★ ★ ★ ★ ★ ★ ★

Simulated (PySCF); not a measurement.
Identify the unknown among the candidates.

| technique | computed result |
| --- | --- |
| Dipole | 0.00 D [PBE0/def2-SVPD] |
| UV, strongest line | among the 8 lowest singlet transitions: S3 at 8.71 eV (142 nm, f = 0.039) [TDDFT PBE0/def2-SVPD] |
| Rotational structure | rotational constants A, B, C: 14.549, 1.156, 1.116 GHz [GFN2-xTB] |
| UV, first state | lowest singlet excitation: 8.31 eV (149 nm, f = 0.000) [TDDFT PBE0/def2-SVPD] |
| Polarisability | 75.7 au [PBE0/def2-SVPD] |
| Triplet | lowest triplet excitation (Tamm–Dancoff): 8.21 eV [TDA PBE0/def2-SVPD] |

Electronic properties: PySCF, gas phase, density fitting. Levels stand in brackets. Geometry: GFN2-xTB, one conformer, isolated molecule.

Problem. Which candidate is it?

★ ★ ★ ★ ★ ★ ★

• [Brief]: Of the lines above, extract only those from the line with "0.039) [TDDFT PBE0/def2-SVPD] |" to the line with "Electronic properties: PySCF, gas", both included, exactly as written.

• [Task answer]:
| UV, strongest line | among the 8 lowest singlet transitions: S3 at 8.71 eV (142 nm, f = 0.039) [TDDFT PBE0/def2-SVPD] |
| Rotational structure | rotational constants A, B, C: 14.549, 1.156, 1.116 GHz [GFN2-xTB] |
| UV, first state | lowest singlet excitation: 8.31 eV (149 nm, f = 0.000) [TDDFT PBE0/def2-SVPD] |
| Polarisability | 75.7 au [PBE0/def2-SVPD] |
| Triplet | lowest triplet excitation (Tamm–Dancoff): 8.21 eV [TDA PBE0/def2-SVPD] |

Electronic properties: PySCF, gas phase, density fitting. Levels stand in brackets. Geometry: GFN2-xTB, one conformer, isolated molecule.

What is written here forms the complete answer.